ENTRIES SUPPLIED:

BEGIN

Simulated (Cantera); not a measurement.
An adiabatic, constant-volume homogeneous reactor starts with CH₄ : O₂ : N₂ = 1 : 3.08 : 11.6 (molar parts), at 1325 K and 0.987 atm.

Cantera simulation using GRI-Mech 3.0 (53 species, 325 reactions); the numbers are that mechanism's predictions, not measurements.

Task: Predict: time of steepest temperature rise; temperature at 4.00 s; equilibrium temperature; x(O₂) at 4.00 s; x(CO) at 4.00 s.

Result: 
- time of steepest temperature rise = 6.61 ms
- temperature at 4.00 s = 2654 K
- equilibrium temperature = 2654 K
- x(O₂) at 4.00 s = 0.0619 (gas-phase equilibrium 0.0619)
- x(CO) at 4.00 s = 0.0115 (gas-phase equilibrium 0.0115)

END

Return the entries above unchanged, starting at the first line and stopping after the line with "- x(O₂) at 4.00".

WRITTEN RESPONSE:
Simulated (Cantera); not a measurement.
An adiabatic, constant-volume homogeneous reactor starts with CH₄ : O₂ : N₂ = 1 : 3.08 : 11.6 (molar parts), at 1325 K and 0.987 atm.

Cantera simulation using GRI-Mech 3.0 (53 species, 325 reactions); the numbers are that mechanism's predictions, not measurements.

Task: Predict: time of steepest temperature rise; temperature at 4.00 s; equilibrium temperature; x(O₂) at 4.00 s; x(CO) at 4.00 s.

Result: 
- time of steepest temperature rise = 6.61 ms
- temperature at 4.00 s = 2654 K
- equilibrium temperature = 2654 K
- x(O₂) at 4.00 s = 0.0619 (gas-phase equilibrium 0.0619)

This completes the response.